## Brief:
Each line of the listing is to be copied exactly.

## Data shown:
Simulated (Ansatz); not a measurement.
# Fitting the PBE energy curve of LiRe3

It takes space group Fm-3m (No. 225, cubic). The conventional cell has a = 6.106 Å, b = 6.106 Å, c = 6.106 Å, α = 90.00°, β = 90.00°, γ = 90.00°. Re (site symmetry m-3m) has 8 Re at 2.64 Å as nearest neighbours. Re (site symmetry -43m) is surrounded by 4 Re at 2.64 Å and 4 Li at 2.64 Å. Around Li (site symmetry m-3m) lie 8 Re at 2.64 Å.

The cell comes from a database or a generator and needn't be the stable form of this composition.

## Written answer:
Simulated (Ansatz); not a measurement.
# Fitting the PBE energy curve of LiRe3

It takes space group Fm-3m (No. 225, cubic). The conventional cell has a = 6.106 Å, b = 6.106 Å, c = 6.106 Å, α = 90.00°, β = 90.00°, γ = 90.00°. Re (site symmetry m-3m) has 8 Re at 2.64 Å as nearest neighbours. Re (site symmetry -43m) is surrounded by 4 Re at 2.64 Å and 4 Li at 2.64 Å. Around Li (site symmetry m-3m) lie 8 Re at 2.64 Å.

The cell comes from a database or a generator and needn't be the stable form of this composition.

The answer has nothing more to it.